- _Work task_:
Your task is to write out the complete listing exactly as it is shown.

# # # # #

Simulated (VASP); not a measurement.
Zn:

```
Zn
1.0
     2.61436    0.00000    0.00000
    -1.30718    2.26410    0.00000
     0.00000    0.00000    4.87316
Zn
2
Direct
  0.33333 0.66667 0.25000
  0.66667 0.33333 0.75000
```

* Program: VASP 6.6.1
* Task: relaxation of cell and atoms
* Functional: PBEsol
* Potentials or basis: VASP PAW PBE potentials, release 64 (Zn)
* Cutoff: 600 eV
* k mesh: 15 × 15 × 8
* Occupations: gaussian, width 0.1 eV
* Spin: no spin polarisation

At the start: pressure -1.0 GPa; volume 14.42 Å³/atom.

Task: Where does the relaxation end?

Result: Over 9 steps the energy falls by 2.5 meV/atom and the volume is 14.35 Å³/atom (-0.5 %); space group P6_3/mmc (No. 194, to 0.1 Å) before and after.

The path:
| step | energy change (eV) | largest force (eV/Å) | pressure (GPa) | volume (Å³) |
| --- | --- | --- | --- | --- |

# # # # #

- _Your solution_:
Simulated (VASP); not a measurement.
Zn:

```
Zn
1.0
     2.61436    0.00000    0.00000
    -1.30718    2.26410    0.00000
     0.00000    0.00000    4.87316
Zn
2
Direct
  0.33333 0.66667 0.25000
  0.66667 0.33333 0.75000
```

* Program: VASP 6.6.1
* Task: relaxation of cell and atoms
* Functional: PBEsol
* Potentials or basis: VASP PAW PBE potentials, release 64 (Zn)
* Cutoff: 600 eV
* k mesh: 15 × 15 × 8
* Occupations: gaussian, width 0.1 eV
* Spin: no spin polarisation

At the start: pressure -1.0 GPa; volume 14.42 Å³/atom.

Task: Where does the relaxation end?

Result: Over 9 steps the energy falls by 2.5 meV/atom and the volume is 14.35 Å³/atom (-0.5 %); space group P6_3/mmc (No. 194, to 0.1 Å) before and after.

The path:
| step | energy change (eV) | largest force (eV/Å) | pressure (GPa) | volume (Å³) |
| --- | --- | --- | --- | --- |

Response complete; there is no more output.